EXERCISE:
The line that contains "no spin polarisation" marks the end: retype the data below exactly from its first line through that line.

DATA:
-------
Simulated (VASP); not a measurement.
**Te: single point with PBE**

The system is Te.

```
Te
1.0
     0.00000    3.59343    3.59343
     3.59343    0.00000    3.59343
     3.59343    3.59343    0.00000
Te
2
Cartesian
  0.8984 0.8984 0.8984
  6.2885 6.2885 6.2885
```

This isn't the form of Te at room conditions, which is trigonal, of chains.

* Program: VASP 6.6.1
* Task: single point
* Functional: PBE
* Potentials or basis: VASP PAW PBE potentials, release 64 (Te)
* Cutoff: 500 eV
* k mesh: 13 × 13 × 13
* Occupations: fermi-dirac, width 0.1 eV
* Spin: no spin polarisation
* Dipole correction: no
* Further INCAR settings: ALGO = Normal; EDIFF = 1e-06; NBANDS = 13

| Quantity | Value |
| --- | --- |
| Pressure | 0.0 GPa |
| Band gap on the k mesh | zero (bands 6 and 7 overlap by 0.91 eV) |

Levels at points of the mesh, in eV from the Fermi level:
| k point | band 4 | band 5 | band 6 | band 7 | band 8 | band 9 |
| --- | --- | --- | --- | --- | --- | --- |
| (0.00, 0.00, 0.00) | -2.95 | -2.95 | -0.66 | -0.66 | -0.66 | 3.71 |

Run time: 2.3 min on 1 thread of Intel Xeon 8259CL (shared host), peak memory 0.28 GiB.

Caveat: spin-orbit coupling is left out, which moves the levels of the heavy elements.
-------

EXERCISE RESPONSE:
Simulated (VASP); not a measurement.
**Te: single point with PBE**

The system is Te.

```
Te
1.0
     0.00000    3.59343    3.59343
     3.59343    0.00000    3.59343
     3.59343    3.59343    0.00000
Te
2
Cartesian
  0.8984 0.8984 0.8984
  6.2885 6.2885 6.2885
```

This isn't the form of Te at room conditions, which is trigonal, of chains.

* Program: VASP 6.6.1
* Task: single point
* Functional: PBE
* Potentials or basis: VASP PAW PBE potentials, release 64 (Te)
* Cutoff: 500 eV
* k mesh: 13 × 13 × 13
* Occupations: fermi-dirac, width 0.1 eV
* Spin: no spin polarisation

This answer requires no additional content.